→ **Brief**
Beginning with the opening line, restate the following material exactly, up through the line that contains "- Carbon types".

→ **Data section**
********************

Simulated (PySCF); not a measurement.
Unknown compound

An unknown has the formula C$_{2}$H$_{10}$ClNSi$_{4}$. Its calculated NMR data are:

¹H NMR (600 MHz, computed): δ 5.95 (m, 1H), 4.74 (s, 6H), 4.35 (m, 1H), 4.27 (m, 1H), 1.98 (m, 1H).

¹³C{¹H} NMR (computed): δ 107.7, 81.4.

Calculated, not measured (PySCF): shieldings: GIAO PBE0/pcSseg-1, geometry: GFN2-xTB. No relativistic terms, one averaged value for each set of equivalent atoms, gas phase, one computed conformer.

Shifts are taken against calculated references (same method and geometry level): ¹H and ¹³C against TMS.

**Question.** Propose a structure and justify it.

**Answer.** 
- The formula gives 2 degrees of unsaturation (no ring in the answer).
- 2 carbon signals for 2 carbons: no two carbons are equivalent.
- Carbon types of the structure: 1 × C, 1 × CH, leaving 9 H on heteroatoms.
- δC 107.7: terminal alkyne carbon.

********************

→ **Answer space**
Simulated (PySCF); not a measurement.
Unknown compound

An unknown has the formula C$_{2}$H$_{10}$ClNSi$_{4}$. Its calculated NMR data are:

¹H NMR (600 MHz, computed): δ 5.95 (m, 1H), 4.74 (s, 6H), 4.35 (m, 1H), 4.27 (m, 1H), 1.98 (m, 1H).

¹³C{¹H} NMR (computed): δ 107.7, 81.4.

Calculated, not measured (PySCF): shieldings: GIAO PBE0/pcSseg-1, geometry: GFN2-xTB. No relativistic terms, one averaged value for each set of equivalent atoms, gas phase, one computed conformer.

Shifts are taken against calculated references (same method and geometry level): ¹H and ¹³C against TMS.

**Question.** Propose a structure and justify it.

**Answer.** 
- The formula gives 2 degrees of unsaturation (no ring in the answer).
- 2 carbon signals for 2 carbons: no two carbons are equivalent.
- Carbon types of the structure: 1 × C, 1 × CH, leaving 9 H on heteroatoms.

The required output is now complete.